--- Records supplied Enclosed Below ---

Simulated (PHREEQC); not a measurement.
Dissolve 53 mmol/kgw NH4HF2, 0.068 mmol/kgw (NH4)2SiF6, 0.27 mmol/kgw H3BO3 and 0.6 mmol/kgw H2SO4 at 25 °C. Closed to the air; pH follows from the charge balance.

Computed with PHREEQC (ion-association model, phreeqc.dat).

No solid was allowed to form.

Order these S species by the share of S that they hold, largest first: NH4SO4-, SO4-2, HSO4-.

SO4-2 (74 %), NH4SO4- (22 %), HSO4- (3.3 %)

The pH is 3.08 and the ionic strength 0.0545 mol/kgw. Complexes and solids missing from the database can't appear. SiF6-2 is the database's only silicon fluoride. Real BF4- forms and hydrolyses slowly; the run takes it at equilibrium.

--- End of Enclosed Records supplied ---

Transcribe the full listing, matching it exactly.

▸ **Exercise output**:
Simulated (PHREEQC); not a measurement.
Dissolve 53 mmol/kgw NH4HF2, 0.068 mmol/kgw (NH4)2SiF6, 0.27 mmol/kgw H3BO3 and 0.6 mmol/kgw H2SO4 at 25 °C. Closed to the air; pH follows from the charge balance.

Computed with PHREEQC (ion-association model, phreeqc.dat).

No solid was allowed to form.

Order these S species by the share of S that they hold, largest first: NH4SO4-, SO4-2, HSO4-.

SO4-2 (74 %), NH4SO4- (22 %), HSO4- (3.3 %)

The pH is 3.08 and the ionic strength 0.0545 mol/kgw. Complexes and solids missing from the database can't appear. SiF6-2 is the database's only silicon fluoride. Real BF4- forms and hydrolyses slowly; the run takes it at equilibrium.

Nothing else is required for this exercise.